[Material supplied]
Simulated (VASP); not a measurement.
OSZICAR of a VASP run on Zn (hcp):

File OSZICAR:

[Exercise]
Retype exactly the lines from the first line of the records above through the line containing "OSZICAR of a", both included, and nothing else.

[Worked solution]
Simulated (VASP); not a measurement.
OSZICAR of a VASP run on Zn (hcp):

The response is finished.